▸ REQUIRED ACTION
All of the entries need to be copied character for character.

▸ DATA PROVIDED

::::

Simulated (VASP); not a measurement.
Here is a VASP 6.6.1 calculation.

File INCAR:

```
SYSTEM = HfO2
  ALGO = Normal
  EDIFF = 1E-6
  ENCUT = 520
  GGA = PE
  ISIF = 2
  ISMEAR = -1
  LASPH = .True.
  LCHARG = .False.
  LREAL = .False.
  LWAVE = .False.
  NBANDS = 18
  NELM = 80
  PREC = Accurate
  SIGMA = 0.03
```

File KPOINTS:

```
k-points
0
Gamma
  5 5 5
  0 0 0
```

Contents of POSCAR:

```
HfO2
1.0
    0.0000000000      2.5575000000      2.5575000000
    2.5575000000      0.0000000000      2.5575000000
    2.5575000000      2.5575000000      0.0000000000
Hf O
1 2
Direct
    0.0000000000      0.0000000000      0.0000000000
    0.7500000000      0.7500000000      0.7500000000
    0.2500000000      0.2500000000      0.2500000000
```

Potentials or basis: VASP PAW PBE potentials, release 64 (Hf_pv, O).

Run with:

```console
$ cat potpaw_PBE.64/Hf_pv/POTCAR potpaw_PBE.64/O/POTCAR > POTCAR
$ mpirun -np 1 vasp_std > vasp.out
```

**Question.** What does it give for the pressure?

::::

▸ ANSWER SECTION
Simulated (VASP); not a measurement.
Here is a VASP 6.6.1 calculation.

File INCAR:

```
SYSTEM = HfO2
  ALGO = Normal
  EDIFF = 1E-6
  ENCUT = 520
  GGA = PE
  ISIF = 2
  ISMEAR = -1
  LASPH = .True.
  LCHARG = .False.
  LREAL = .False.
  LWAVE = .False.
  NBANDS = 18
  NELM = 80
  PREC = Accurate
  SIGMA = 0.03
```

File KPOINTS:

```
k-points
0
Gamma
  5 5 5
  0 0 0
```

Contents of POSCAR:

```
HfO2
1.0
    0.0000000000      2.5575000000      2.5575000000
    2.5575000000      0.0000000000      2.5575000000
    2.5575000000      2.5575000000      0.0000000000
Hf O
1 2
Direct
    0.0000000000      0.0000000000      0.0000000000
    0.7500000000      0.7500000000      0.7500000000
    0.2500000000      0.2500000000      0.2500000000
```

Potentials or basis: VASP PAW PBE potentials, release 64 (Hf_pv, O).

Run with:

```console
$ cat potpaw_PBE.64/Hf_pv/POTCAR potpaw_PBE.64/O/POTCAR > POTCAR
$ mpirun -np 1 vasp_std > vasp.out
```

**Question.** What does it give for the pressure?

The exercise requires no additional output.